[Start of Attachment]

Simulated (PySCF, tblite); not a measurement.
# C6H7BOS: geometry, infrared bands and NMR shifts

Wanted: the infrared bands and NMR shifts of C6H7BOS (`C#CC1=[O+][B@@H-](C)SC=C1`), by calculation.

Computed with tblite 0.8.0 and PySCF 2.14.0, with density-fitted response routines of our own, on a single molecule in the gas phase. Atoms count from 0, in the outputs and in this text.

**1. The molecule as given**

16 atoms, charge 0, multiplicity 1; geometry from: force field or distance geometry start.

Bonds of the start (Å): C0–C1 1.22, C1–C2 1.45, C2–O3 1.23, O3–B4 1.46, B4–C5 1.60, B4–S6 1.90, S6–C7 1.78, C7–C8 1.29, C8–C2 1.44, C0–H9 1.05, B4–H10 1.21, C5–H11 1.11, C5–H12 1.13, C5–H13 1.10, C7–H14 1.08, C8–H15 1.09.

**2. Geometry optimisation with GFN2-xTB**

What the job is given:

[End of Attachment]

**WORK REQUEST:**
The answer must be every entry, reproduced exactly.

**WRITTEN SOLUTION:**
Simulated (PySCF, tblite); not a measurement.
# C6H7BOS: geometry, infrared bands and NMR shifts

Wanted: the infrared bands and NMR shifts of C6H7BOS (`C#CC1=[O+][B@@H-](C)SC=C1`), by calculation.

Computed with tblite 0.8.0 and PySCF 2.14.0, with density-fitted response routines of our own, on a single molecule in the gas phase. Atoms count from 0, in the outputs and in this text.

**1. The molecule as given**

16 atoms, charge 0, multiplicity 1; geometry from: force field or distance geometry start.

Bonds of the start (Å): C0–C1 1.22, C1–C2 1.45, C2–O3 1.23, O3–B4 1.46, B4–C5 1.60, B4–S6 1.90, S6–C7 1.78, C7–C8 1.29, C8–C2 1.44, C0–H9 1.05, B4–H10 1.21, C5–H11 1.11, C5–H12 1.13, C5–H13 1.10, C7–H14 1.08, C8–H15 1.09.

**2. Geometry optimisation with GFN2-xTB**

What the job is given:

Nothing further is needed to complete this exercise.